| Material supplied |
=== Section Start ===
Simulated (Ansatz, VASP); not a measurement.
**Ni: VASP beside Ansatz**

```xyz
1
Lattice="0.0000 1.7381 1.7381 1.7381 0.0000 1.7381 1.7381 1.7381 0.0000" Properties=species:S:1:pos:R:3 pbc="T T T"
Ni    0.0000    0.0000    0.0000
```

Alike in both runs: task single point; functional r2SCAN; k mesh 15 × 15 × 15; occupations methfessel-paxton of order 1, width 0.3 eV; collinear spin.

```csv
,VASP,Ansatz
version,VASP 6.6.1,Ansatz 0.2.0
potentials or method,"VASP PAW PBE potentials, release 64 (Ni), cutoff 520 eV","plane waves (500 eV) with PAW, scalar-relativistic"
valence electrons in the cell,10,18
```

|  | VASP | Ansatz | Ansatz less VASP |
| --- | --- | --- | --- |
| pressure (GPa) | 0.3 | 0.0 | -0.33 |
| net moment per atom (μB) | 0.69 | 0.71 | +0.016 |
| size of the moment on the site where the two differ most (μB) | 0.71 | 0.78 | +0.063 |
=== Section End ===

| Work task |
I need each of the entries above printed again exactly.

| Response area |
Simulated (Ansatz, VASP); not a measurement.
**Ni: VASP beside Ansatz**

```xyz
1
Lattice="0.0000 1.7381 1.7381 1.7381 0.0000 1.7381 1.7381 1.7381 0.0000" Properties=species:S:1:pos:R:3 pbc="T T T"
Ni    0.0000    0.0000    0.0000
```

Alike in both runs: task single point; functional r2SCAN; k mesh 15 × 15 × 15; occupations methfessel-paxton of order 1, width 0.3 eV; collinear spin.

```csv
,VASP,Ansatz
version,VASP 6.6.1,Ansatz 0.2.0
potentials or method,"VASP PAW PBE potentials, release 64 (Ni), cutoff 520 eV","plane waves (500 eV) with PAW, scalar-relativistic"
valence electrons in the cell,10,18
```

|  | VASP | Ansatz | Ansatz less VASP |
| --- | --- | --- | --- |
| pressure (GPa) | 0.3 | 0.0 | -0.33 |
| net moment per atom (μB) | 0.69 | 0.71 | +0.016 |
| size of the moment on the site where the two differ most (μB) | 0.71 | 0.78 | +0.063 |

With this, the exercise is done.